Reproduce the material that follows, please, but only from its first line to the line containing "This isn't the", inclusive.

Start of Block

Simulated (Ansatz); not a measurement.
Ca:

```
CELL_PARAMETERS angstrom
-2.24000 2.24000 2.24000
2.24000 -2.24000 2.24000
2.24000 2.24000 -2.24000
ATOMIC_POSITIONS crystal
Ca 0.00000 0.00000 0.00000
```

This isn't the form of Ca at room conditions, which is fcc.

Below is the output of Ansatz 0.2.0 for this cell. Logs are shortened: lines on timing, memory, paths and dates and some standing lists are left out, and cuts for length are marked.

End of Block

▶ [Solution]
Simulated (Ansatz); not a measurement.
Ca:

```
CELL_PARAMETERS angstrom
-2.24000 2.24000 2.24000
2.24000 -2.24000 2.24000
2.24000 2.24000 -2.24000
ATOMIC_POSITIONS crystal
Ca 0.00000 0.00000 0.00000
```

This isn't the form of Ca at room conditions, which is fcc.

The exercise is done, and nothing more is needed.